*** Opening Excerpted data ***
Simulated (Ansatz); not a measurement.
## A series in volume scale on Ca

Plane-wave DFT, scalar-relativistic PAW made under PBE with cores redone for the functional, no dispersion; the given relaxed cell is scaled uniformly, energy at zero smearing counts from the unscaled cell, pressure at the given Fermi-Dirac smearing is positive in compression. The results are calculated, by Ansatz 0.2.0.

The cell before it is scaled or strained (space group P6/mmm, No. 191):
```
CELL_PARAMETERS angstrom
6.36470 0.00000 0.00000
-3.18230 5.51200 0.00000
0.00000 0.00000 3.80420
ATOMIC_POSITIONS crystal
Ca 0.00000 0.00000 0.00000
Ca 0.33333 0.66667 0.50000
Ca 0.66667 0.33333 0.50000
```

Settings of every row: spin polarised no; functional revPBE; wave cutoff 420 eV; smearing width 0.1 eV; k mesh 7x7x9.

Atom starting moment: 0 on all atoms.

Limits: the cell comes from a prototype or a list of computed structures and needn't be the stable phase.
*** Closing Excerpted data ***

=== Work request ===
Repeat every entry exactly. Nothing may be dropped.

=== Exercise answer ===
Simulated (Ansatz); not a measurement.
## A series in volume scale on Ca

Plane-wave DFT, scalar-relativistic PAW made under PBE with cores redone for the functional, no dispersion; the given relaxed cell is scaled uniformly, energy at zero smearing counts from the unscaled cell, pressure at the given Fermi-Dirac smearing is positive in compression. The results are calculated, by Ansatz 0.2.0.

The cell before it is scaled or strained (space group P6/mmm, No. 191):
```
CELL_PARAMETERS angstrom
6.36470 0.00000 0.00000
-3.18230 5.51200 0.00000
0.00000 0.00000 3.80420
ATOMIC_POSITIONS crystal
Ca 0.00000 0.00000 0.00000
Ca 0.33333 0.66667 0.50000
Ca 0.66667 0.33333 0.50000
```

Settings of every row: spin polarised no; functional revPBE; wave cutoff 420 eV; smearing width 0.1 eV; k mesh 7x7x9.

Atom starting moment: 0 on all atoms.

Limits: the cell comes from a prototype or a list of computed structures and needn't be the stable phase.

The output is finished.